THE DATA:
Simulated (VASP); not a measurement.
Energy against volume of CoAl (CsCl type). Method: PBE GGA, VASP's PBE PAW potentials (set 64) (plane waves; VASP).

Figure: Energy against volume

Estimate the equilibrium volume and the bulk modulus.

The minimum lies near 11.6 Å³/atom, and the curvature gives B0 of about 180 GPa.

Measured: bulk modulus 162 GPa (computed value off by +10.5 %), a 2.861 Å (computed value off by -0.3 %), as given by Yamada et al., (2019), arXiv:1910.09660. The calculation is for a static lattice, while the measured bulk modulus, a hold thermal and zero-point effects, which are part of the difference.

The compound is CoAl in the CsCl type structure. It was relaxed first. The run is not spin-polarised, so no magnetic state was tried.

WORK INSTRUCTION:
Leave out every line after the one with "Measured: bulk modulus". Reproduce the material above exactly from its first line through that line.

REPLY:
Simulated (VASP); not a measurement.
Energy against volume of CoAl (CsCl type). Method: PBE GGA, VASP's PBE PAW potentials (set 64) (plane waves; VASP).

Figure: Energy against volume

Estimate the equilibrium volume and the bulk modulus.

The minimum lies near 11.6 Å³/atom, and the curvature gives B0 of about 180 GPa.

Measured: bulk modulus 162 GPa (computed value off by +10.5 %), a 2.861 Å (computed value off by -0.3 %), as given by Yamada et al., (2019), arXiv:1910.09660. The calculation is for a static lattice, while the measured bulk modulus, a hold thermal and zero-point effects, which are part of the difference.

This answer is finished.